◆ Study material ◆
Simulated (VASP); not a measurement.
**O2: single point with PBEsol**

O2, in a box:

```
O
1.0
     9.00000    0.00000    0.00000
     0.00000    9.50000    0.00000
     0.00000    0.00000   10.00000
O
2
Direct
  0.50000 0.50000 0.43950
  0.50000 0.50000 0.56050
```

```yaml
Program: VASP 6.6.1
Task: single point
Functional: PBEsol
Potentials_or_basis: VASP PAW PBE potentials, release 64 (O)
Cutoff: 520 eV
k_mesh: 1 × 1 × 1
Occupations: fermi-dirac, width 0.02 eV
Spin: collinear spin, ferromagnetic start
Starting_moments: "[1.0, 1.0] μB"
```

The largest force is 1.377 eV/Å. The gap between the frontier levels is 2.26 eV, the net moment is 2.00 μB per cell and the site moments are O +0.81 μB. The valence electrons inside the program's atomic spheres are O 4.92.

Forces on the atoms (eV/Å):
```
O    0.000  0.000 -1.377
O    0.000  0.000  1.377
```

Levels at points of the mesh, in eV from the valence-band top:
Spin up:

◆ Activity ◆
None of the lines above may be skipped. Transcribe each one exactly.

◆ Exercise result ◆
Simulated (VASP); not a measurement.
**O2: single point with PBEsol**

O2, in a box:

```
O
1.0
     9.00000    0.00000    0.00000
     0.00000    9.50000    0.00000
     0.00000    0.00000   10.00000
O
2
Direct
  0.50000 0.50000 0.43950
  0.50000 0.50000 0.56050
```

```yaml
Program: VASP 6.6.1
Task: single point
Functional: PBEsol
Potentials_or_basis: VASP PAW PBE potentials, release 64 (O)
Cutoff: 520 eV
k_mesh: 1 × 1 × 1
Occupations: fermi-dirac, width 0.02 eV
Spin: collinear spin, ferromagnetic start
Starting_moments: "[1.0, 1.0] μB"
```

The largest force is 1.377 eV/Å. The gap between the frontier levels is 2.26 eV, the net moment is 2.00 μB per cell and the site moments are O +0.81 μB. The valence electrons inside the program's atomic spheres are O 4.92.

Forces on the atoms (eV/Å):
```
O    0.000  0.000 -1.377
O    0.000  0.000  1.377
```

Levels at points of the mesh, in eV from the valence-band top:
Spin up:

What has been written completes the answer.